__________

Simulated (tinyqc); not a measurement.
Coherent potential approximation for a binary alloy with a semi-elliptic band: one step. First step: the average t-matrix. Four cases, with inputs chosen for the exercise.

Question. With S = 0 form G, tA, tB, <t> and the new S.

__________

In the answer, every line above should be retyped exactly.

Simulated (tinyqc); not a measurement.
Coherent potential approximation for a binary alloy with a semi-elliptic band: one step. First step: the average t-matrix. Four cases, with inputs chosen for the exercise.

Question. With S = 0 form G, tA, tB, <t> and the new S.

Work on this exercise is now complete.